▶ [BRIEF] Starting at the top of the records, output every line through the one that contains "correction | no |", keeping each exactly as it appears.

▶ [STUDY MATERIAL]
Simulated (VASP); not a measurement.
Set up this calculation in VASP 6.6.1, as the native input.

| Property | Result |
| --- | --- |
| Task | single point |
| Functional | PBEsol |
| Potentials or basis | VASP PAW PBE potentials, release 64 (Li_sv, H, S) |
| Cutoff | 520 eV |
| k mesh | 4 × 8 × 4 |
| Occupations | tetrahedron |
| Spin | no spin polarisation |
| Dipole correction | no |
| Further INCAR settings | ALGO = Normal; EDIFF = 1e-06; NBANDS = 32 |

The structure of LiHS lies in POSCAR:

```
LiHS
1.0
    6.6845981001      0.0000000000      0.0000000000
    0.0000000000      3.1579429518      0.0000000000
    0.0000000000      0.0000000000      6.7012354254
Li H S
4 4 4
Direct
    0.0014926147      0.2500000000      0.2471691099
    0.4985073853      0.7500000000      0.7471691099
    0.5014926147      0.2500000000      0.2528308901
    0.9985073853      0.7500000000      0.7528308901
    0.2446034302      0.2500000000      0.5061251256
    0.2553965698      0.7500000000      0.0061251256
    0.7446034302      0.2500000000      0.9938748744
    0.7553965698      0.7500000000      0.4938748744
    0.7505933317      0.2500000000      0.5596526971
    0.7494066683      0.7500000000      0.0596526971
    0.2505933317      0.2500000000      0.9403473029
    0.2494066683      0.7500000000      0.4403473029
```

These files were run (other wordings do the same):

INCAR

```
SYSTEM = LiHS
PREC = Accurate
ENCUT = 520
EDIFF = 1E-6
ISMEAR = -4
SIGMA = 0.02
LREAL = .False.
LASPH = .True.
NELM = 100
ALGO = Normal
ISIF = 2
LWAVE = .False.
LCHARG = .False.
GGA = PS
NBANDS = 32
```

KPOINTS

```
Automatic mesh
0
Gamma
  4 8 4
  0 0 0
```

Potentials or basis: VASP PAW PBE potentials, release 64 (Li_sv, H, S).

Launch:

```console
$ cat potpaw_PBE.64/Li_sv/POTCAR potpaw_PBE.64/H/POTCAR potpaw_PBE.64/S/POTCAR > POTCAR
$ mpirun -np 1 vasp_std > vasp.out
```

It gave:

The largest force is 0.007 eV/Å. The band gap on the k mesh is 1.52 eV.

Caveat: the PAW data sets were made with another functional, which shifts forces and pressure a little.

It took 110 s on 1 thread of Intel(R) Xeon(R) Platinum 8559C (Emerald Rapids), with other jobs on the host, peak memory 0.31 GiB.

▶ [RESPONSE]
Simulated (VASP); not a measurement.
Set up this calculation in VASP 6.6.1, as the native input.

| Property | Result |
| --- | --- |
| Task | single point |
| Functional | PBEsol |
| Potentials or basis | VASP PAW PBE potentials, release 64 (Li_sv, H, S) |
| Cutoff | 520 eV |
| k mesh | 4 × 8 × 4 |
| Occupations | tetrahedron |
| Spin | no spin polarisation |
| Dipole correction | no |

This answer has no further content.